WORK TASK: Each entry must be reproduced precisely as it stands.

+++ GIVEN RECORDS +++
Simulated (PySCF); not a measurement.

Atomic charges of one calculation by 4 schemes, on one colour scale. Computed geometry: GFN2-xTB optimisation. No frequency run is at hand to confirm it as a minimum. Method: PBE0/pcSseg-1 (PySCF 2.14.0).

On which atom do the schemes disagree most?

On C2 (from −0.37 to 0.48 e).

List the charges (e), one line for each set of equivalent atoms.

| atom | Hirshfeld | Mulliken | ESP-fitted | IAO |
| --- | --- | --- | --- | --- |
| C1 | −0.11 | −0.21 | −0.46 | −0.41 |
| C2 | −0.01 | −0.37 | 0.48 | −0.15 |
+++

YOUR RESPONSE:
Simulated (PySCF); not a measurement.

Atomic charges of one calculation by 4 schemes, on one colour scale. Computed geometry: GFN2-xTB optimisation. No frequency run is at hand to confirm it as a minimum. Method: PBE0/pcSseg-1 (PySCF 2.14.0).

On which atom do the schemes disagree most?

On C2 (from −0.37 to 0.48 e).

List the charges (e), one line for each set of equivalent atoms.

| atom | Hirshfeld | Mulliken | ESP-fitted | IAO |
| --- | --- | --- | --- | --- |
| C1 | −0.11 | −0.21 | −0.46 | −0.41 |
| C2 | −0.01 | −0.37 | 0.48 | −0.15 |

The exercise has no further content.